━━━━━ Source data

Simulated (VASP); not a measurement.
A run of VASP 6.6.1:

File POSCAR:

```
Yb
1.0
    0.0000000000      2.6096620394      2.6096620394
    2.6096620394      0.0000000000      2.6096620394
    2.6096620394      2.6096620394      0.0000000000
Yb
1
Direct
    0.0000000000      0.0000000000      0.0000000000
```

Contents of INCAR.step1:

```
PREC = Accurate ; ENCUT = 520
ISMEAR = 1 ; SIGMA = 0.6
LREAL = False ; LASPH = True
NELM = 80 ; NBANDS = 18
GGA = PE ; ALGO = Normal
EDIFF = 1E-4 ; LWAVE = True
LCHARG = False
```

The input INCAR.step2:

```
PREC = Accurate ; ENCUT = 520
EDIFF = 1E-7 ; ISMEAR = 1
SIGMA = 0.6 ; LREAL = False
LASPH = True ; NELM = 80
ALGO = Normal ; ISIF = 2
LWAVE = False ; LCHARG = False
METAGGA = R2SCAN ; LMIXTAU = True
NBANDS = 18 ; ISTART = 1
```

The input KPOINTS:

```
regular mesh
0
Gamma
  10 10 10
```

━━━━━━━━━━

Action item = Return all the lines above exactly as given.

Written answer =
Simulated (VASP); not a measurement.
A run of VASP 6.6.1:

File POSCAR:

```
Yb
1.0
    0.0000000000      2.6096620394      2.6096620394
    2.6096620394      0.0000000000      2.6096620394
    2.6096620394      2.6096620394      0.0000000000
Yb
1
Direct
    0.0000000000      0.0000000000      0.0000000000
```

Contents of INCAR.step1:

```
PREC = Accurate ; ENCUT = 520
ISMEAR = 1 ; SIGMA = 0.6
LREAL = False ; LASPH = True
NELM = 80 ; NBANDS = 18
GGA = PE ; ALGO = Normal
EDIFF = 1E-4 ; LWAVE = True
LCHARG = False
```

The input INCAR.step2:

```
PREC = Accurate ; ENCUT = 520
EDIFF = 1E-7 ; ISMEAR = 1
SIGMA = 0.6 ; LREAL = False
LASPH = True ; NELM = 80
ALGO = Normal ; ISIF = 2
LWAVE = False ; LCHARG = False
METAGGA = R2SCAN ; LMIXTAU = True
NBANDS = 18 ; ISTART = 1
```

The input KPOINTS:

```
regular mesh
0
Gamma
  10 10 10
```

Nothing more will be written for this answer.